From first line to last, copy the material below exactly.

[LISTED ENTRIES]
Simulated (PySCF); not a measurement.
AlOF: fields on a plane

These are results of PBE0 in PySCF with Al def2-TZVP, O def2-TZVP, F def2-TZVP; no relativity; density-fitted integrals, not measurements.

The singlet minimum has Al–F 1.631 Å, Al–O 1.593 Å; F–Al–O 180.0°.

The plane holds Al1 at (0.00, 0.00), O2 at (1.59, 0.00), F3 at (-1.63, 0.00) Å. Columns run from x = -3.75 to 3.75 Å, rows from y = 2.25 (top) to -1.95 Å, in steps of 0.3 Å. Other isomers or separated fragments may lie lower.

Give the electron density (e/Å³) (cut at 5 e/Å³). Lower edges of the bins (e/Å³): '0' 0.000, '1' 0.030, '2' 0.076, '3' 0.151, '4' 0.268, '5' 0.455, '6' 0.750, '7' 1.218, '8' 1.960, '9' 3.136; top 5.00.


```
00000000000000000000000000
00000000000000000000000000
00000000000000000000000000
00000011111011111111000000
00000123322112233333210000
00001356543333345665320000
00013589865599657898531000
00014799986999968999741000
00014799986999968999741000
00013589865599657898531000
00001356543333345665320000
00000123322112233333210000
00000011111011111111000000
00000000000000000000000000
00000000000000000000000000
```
[/LISTED ENTRIES]

[WRITTEN RESPONSE]
Simulated (PySCF); not a measurement.
AlOF: fields on a plane

These are results of PBE0 in PySCF with Al def2-TZVP, O def2-TZVP, F def2-TZVP; no relativity; density-fitted integrals, not measurements.

The singlet minimum has Al–F 1.631 Å, Al–O 1.593 Å; F–Al–O 180.0°.

The plane holds Al1 at (0.00, 0.00), O2 at (1.59, 0.00), F3 at (-1.63, 0.00) Å. Columns run from x = -3.75 to 3.75 Å, rows from y = 2.25 (top) to -1.95 Å, in steps of 0.3 Å. Other isomers or separated fragments may lie lower.

Give the electron density (e/Å³) (cut at 5 e/Å³). Lower edges of the bins (e/Å³): '0' 0.000, '1' 0.030, '2' 0.076, '3' 0.151, '4' 0.268, '5' 0.455, '6' 0.750, '7' 1.218, '8' 1.960, '9' 3.136; top 5.00.


```
00000000000000000000000000
00000000000000000000000000
00000000000000000000000000
00000011111011111111000000
00000123322112233333210000
00001356543333345665320000
00013589865599657898531000
00014799986999968999741000
00014799986999968999741000
00013589865599657898531000
00001356543333345665320000
00000123322112233333210000
00000011111011111111000000
00000000000000000000000000
00000000000000000000000000
```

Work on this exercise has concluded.